Begin at the top of the following data. Copy each line exactly until you have copied the line containing "- Task: relaxation of cell and atoms".

▬▬▬
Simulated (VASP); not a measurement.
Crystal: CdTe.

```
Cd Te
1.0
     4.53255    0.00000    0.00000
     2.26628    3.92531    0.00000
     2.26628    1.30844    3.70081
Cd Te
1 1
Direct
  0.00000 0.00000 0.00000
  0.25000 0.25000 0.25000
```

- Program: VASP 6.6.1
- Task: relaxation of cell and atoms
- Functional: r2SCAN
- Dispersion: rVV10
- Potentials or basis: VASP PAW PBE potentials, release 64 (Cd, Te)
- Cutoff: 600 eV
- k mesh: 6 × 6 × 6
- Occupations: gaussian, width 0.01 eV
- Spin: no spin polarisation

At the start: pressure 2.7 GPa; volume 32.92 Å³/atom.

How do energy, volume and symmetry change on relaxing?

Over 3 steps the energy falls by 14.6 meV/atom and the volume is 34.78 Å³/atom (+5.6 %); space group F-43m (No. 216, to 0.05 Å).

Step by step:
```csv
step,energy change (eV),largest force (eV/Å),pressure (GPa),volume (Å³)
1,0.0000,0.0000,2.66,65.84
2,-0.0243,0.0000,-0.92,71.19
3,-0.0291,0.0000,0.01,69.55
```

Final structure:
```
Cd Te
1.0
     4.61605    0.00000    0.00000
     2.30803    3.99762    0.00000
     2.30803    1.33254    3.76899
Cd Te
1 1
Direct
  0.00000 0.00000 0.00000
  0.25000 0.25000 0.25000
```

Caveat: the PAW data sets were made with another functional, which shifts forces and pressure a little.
▬▬▬

▶ Response
Simulated (VASP); not a measurement.
Crystal: CdTe.

```
Cd Te
1.0
     4.53255    0.00000    0.00000
     2.26628    3.92531    0.00000
     2.26628    1.30844    3.70081
Cd Te
1 1
Direct
  0.00000 0.00000 0.00000
  0.25000 0.25000 0.25000
```

- Program: VASP 6.6.1
- Task: relaxation of cell and atoms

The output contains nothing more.